::::::::

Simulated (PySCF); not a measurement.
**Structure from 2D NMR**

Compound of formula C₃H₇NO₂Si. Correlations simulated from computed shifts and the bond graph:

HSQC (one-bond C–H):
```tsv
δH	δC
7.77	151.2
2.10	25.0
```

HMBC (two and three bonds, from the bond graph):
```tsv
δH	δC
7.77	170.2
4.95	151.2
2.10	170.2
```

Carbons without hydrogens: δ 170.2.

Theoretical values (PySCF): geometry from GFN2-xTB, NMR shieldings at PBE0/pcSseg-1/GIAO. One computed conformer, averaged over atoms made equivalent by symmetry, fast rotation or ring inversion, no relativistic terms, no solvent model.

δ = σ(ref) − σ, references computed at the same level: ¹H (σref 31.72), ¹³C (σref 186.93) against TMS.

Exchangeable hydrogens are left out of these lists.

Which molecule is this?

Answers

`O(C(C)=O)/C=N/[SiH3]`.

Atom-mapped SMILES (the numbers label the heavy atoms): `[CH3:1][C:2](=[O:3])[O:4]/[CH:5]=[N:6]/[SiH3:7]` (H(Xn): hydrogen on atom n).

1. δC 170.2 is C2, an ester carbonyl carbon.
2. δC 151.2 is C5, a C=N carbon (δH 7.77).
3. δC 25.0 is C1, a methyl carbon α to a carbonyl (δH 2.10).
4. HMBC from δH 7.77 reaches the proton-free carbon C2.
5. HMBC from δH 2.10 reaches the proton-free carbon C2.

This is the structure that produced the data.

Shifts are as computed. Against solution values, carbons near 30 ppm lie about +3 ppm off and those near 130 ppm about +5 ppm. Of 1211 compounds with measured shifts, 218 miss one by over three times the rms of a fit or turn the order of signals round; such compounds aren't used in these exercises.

::::::::

* Brief *
Begin at the first line of the records above and restate each line word for word, stopping after the line with "This is the structure that produced the data.".

* Written answer *
Simulated (PySCF); not a measurement.
**Structure from 2D NMR**

Compound of formula C₃H₇NO₂Si. Correlations simulated from computed shifts and the bond graph:

HSQC (one-bond C–H):
```tsv
δH	δC
7.77	151.2
2.10	25.0
```

HMBC (two and three bonds, from the bond graph):
```tsv
δH	δC
7.77	170.2
4.95	151.2
2.10	170.2
```

Carbons without hydrogens: δ 170.2.

Theoretical values (PySCF): geometry from GFN2-xTB, NMR shieldings at PBE0/pcSseg-1/GIAO. One computed conformer, averaged over atoms made equivalent by symmetry, fast rotation or ring inversion, no relativistic terms, no solvent model.

δ = σ(ref) − σ, references computed at the same level: ¹H (σref 31.72), ¹³C (σref 186.93) against TMS.

Exchangeable hydrogens are left out of these lists.

Which molecule is this?

Answers

`O(C(C)=O)/C=N/[SiH3]`.

Atom-mapped SMILES (the numbers label the heavy atoms): `[CH3:1][C:2](=[O:3])[O:4]/[CH:5]=[N:6]/[SiH3:7]` (H(Xn): hydrogen on atom n).

1. δC 170.2 is C2, an ester carbonyl carbon.
2. δC 151.2 is C5, a C=N carbon (δH 7.77).
3. δC 25.0 is C1, a methyl carbon α to a carbonyl (δH 2.10).
4. HMBC from δH 7.77 reaches the proton-free carbon C2.
5. HMBC from δH 2.10 reaches the proton-free carbon C2.

This is the structure that produced the data.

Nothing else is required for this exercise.